## Work request
Return every entry in full, with no alterations.

● ● ● ●
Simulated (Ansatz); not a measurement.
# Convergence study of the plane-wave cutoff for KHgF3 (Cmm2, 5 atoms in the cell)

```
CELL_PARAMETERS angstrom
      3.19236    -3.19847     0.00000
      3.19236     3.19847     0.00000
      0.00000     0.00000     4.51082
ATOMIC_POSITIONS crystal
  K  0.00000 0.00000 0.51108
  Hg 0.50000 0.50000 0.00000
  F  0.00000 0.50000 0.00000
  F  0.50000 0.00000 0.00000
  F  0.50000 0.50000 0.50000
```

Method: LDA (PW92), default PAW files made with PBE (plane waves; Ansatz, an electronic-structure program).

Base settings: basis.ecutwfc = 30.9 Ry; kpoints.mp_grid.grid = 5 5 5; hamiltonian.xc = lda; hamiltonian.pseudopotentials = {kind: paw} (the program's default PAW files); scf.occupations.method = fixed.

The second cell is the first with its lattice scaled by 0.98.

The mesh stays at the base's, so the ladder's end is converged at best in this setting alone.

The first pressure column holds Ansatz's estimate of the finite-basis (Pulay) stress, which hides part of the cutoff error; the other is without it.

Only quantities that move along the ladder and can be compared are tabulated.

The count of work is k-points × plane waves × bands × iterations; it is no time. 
● ● ● ●

## Exercise output
Simulated (Ansatz); not a measurement.
# Convergence study of the plane-wave cutoff for KHgF3 (Cmm2, 5 atoms in the cell)

```
CELL_PARAMETERS angstrom
      3.19236    -3.19847     0.00000
      3.19236     3.19847     0.00000
      0.00000     0.00000     4.51082
ATOMIC_POSITIONS crystal
  K  0.00000 0.00000 0.51108
  Hg 0.50000 0.50000 0.00000
  F  0.00000 0.50000 0.00000
  F  0.50000 0.00000 0.00000
  F  0.50000 0.50000 0.50000
```

Method: LDA (PW92), default PAW files made with PBE (plane waves; Ansatz, an electronic-structure program).

Base settings: basis.ecutwfc = 30.9 Ry; kpoints.mp_grid.grid = 5 5 5; hamiltonian.xc = lda; hamiltonian.pseudopotentials = {kind: paw} (the program's default PAW files); scf.occupations.method = fixed.

The second cell is the first with its lattice scaled by 0.98.

The mesh stays at the base's, so the ladder's end is converged at best in this setting alone.

The first pressure column holds Ansatz's estimate of the finite-basis (Pulay) stress, which hides part of the cutoff error; the other is without it.

Only quantities that move along the ladder and can be compared are tabulated.

The count of work is k-points × plane waves × bands × iterations; it is no time. 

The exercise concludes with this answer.